------
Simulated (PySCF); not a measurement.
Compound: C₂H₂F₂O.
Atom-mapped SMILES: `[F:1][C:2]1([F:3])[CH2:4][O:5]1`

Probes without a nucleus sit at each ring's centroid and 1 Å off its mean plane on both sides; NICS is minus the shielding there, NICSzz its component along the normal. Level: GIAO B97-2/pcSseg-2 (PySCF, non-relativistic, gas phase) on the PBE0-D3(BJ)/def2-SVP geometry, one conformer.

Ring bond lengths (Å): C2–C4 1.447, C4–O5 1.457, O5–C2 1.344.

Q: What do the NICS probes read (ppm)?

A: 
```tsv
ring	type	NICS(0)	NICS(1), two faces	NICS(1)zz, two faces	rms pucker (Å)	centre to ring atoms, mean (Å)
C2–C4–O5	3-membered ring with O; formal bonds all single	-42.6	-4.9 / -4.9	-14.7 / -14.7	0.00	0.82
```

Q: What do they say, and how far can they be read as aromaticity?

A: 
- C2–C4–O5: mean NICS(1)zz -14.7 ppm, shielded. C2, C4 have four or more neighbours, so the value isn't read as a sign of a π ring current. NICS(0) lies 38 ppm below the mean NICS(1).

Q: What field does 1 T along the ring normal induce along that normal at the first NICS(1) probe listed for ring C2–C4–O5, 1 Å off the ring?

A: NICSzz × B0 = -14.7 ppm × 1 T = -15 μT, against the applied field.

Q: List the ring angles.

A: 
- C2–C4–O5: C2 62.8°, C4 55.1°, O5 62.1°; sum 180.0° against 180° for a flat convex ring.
------

▸ Requirement
Could you restate the records above word for word?

▸ Response
Simulated (PySCF); not a measurement.
Compound: C₂H₂F₂O.
Atom-mapped SMILES: `[F:1][C:2]1([F:3])[CH2:4][O:5]1`

Probes without a nucleus sit at each ring's centroid and 1 Å off its mean plane on both sides; NICS is minus the shielding there, NICSzz its component along the normal. Level: GIAO B97-2/pcSseg-2 (PySCF, non-relativistic, gas phase) on the PBE0-D3(BJ)/def2-SVP geometry, one conformer.

Ring bond lengths (Å): C2–C4 1.447, C4–O5 1.457, O5–C2 1.344.

Q: What do the NICS probes read (ppm)?

A: 
```tsv
ring	type	NICS(0)	NICS(1), two faces	NICS(1)zz, two faces	rms pucker (Å)	centre to ring atoms, mean (Å)
C2–C4–O5	3-membered ring with O; formal bonds all single	-42.6	-4.9 / -4.9	-14.7 / -14.7	0.00	0.82
```

Q: What do they say, and how far can they be read as aromaticity?

A: 
- C2–C4–O5: mean NICS(1)zz -14.7 ppm, shielded. C2, C4 have four or more neighbours, so the value isn't read as a sign of a π ring current. NICS(0) lies 38 ppm below the mean NICS(1).

Q: What field does 1 T along the ring normal induce along that normal at the first NICS(1) probe listed for ring C2–C4–O5, 1 Å off the ring?

A: NICSzz × B0 = -14.7 ppm × 1 T = -15 μT, against the applied field.

Q: List the ring angles.

A: 
- C2–C4–O5: C2 62.8°, C4 55.1°, O5 62.1°; sum 180.0° against 180° for a flat convex ring.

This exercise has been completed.